» **BRIEF**: Set down every record once more, exactly as given.

== Segment start ==

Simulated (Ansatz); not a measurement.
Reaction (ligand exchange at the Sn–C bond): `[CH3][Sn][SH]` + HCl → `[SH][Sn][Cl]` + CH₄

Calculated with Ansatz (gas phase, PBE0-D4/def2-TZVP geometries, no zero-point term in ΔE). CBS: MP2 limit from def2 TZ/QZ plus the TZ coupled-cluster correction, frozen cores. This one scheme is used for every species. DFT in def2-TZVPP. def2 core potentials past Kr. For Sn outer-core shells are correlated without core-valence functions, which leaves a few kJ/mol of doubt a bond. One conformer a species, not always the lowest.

== Segment end ==

» **TASK OUTPUT**:
Simulated (Ansatz); not a measurement.
Reaction (ligand exchange at the Sn–C bond): `[CH3][Sn][SH]` + HCl → `[SH][Sn][Cl]` + CH₄

Calculated with Ansatz (gas phase, PBE0-D4/def2-TZVP geometries, no zero-point term in ΔE). CBS: MP2 limit from def2 TZ/QZ plus the TZ coupled-cluster correction, frozen cores. This one scheme is used for every species. DFT in def2-TZVPP. def2 core potentials past Kr. For Sn outer-core shells are correlated without core-valence functions, which leaves a few kJ/mol of doubt a bond. One conformer a species, not always the lowest.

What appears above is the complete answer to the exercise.